Required action> Once the line containing "Largest T1 diagnostic" has been written out, stop; until then, restate each line of the entries below word for word from the first.

Record extracts>
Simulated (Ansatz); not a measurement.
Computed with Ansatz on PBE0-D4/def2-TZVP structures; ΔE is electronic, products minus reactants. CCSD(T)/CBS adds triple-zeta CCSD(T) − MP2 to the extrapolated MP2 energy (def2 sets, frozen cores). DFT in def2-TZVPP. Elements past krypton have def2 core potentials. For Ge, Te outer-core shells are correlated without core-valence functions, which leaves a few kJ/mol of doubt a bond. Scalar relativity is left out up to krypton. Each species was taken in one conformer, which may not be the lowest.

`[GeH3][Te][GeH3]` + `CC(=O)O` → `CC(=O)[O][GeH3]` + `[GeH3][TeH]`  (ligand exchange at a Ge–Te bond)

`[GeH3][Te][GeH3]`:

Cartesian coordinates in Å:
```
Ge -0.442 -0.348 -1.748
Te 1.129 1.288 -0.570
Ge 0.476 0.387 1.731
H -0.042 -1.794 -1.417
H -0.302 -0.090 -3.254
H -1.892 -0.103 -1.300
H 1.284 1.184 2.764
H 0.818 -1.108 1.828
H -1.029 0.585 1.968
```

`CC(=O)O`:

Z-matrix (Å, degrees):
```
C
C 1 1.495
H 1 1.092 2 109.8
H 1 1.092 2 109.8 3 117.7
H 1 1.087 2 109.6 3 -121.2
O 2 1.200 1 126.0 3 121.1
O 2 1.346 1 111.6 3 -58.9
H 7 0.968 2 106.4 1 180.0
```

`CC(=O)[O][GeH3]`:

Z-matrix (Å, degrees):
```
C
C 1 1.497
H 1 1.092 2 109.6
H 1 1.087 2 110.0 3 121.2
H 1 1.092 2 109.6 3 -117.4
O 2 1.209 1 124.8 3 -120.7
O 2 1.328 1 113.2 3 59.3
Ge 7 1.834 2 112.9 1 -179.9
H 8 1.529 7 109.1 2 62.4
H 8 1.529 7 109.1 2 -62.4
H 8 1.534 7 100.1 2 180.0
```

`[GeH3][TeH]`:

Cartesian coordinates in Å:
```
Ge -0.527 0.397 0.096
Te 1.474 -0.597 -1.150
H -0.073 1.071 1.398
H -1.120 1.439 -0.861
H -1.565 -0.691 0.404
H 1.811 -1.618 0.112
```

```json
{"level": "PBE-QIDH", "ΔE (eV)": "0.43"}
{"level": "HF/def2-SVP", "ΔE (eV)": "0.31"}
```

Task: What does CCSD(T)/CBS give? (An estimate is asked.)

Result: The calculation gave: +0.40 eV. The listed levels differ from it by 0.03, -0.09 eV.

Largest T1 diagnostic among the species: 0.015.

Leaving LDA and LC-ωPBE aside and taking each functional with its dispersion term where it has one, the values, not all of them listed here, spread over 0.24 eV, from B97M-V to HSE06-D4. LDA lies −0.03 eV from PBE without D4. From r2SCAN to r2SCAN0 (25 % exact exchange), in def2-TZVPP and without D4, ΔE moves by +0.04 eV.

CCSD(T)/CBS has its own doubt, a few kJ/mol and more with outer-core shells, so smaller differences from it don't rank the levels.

Response box>
Simulated (Ansatz); not a measurement.
Computed with Ansatz on PBE0-D4/def2-TZVP structures; ΔE is electronic, products minus reactants. CCSD(T)/CBS adds triple-zeta CCSD(T) − MP2 to the extrapolated MP2 energy (def2 sets, frozen cores). DFT in def2-TZVPP. Elements past krypton have def2 core potentials. For Ge, Te outer-core shells are correlated without core-valence functions, which leaves a few kJ/mol of doubt a bond. Scalar relativity is left out up to krypton. Each species was taken in one conformer, which may not be the lowest.

`[GeH3][Te][GeH3]` + `CC(=O)O` → `CC(=O)[O][GeH3]` + `[GeH3][TeH]`  (ligand exchange at a Ge–Te bond)

`[GeH3][Te][GeH3]`:

Cartesian coordinates in Å:
```
Ge -0.442 -0.348 -1.748
Te 1.129 1.288 -0.570
Ge 0.476 0.387 1.731
H -0.042 -1.794 -1.417
H -0.302 -0.090 -3.254
H -1.892 -0.103 -1.300
H 1.284 1.184 2.764
H 0.818 -1.108 1.828
H -1.029 0.585 1.968
```

`CC(=O)O`:

Z-matrix (Å, degrees):
```
C
C 1 1.495
H 1 1.092 2 109.8
H 1 1.092 2 109.8 3 117.7
H 1 1.087 2 109.6 3 -121.2
O 2 1.200 1 126.0 3 121.1
O 2 1.346 1 111.6 3 -58.9
H 7 0.968 2 106.4 1 180.0
```

`CC(=O)[O][GeH3]`:

Z-matrix (Å, degrees):
```
C
C 1 1.497
H 1 1.092 2 109.6
H 1 1.087 2 110.0 3 121.2
H 1 1.092 2 109.6 3 -117.4
O 2 1.209 1 124.8 3 -120.7
O 2 1.328 1 113.2 3 59.3
Ge 7 1.834 2 112.9 1 -179.9
H 8 1.529 7 109.1 2 62.4
H 8 1.529 7 109.1 2 -62.4
H 8 1.534 7 100.1 2 180.0
```

`[GeH3][TeH]`:

Cartesian coordinates in Å:
```
Ge -0.527 0.397 0.096
Te 1.474 -0.597 -1.150
H -0.073 1.071 1.398
H -1.120 1.439 -0.861
H -1.565 -0.691 0.404
H 1.811 -1.618 0.112
```

```json
{"level": "PBE-QIDH", "ΔE (eV)": "0.43"}
{"level": "HF/def2-SVP", "ΔE (eV)": "0.31"}
```

Task: What does CCSD(T)/CBS give? (An estimate is asked.)

Result: The calculation gave: +0.40 eV. The listed levels differ from it by 0.03, -0.09 eV.

Largest T1 diagnostic among the species: 0.015.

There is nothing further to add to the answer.